*** Begin section ***
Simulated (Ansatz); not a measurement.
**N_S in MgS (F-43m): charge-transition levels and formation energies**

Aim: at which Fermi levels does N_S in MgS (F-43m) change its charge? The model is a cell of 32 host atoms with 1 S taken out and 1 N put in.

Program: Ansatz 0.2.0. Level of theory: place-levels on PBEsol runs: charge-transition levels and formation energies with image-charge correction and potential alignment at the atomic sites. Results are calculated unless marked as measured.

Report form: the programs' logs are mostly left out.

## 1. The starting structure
*** End section ***

*Work task*: Each of the lines above must appear again, unchanged.

*Written response*:
Simulated (Ansatz); not a measurement.
**N_S in MgS (F-43m): charge-transition levels and formation energies**

Aim: at which Fermi levels does N_S in MgS (F-43m) change its charge? The model is a cell of 32 host atoms with 1 S taken out and 1 N put in.

Program: Ansatz 0.2.0. Level of theory: place-levels on PBEsol runs: charge-transition levels and formation energies with image-charge correction and potential alignment at the atomic sites. Results are calculated unless marked as measured.

Report form: the programs' logs are mostly left out.

## 1. The starting structure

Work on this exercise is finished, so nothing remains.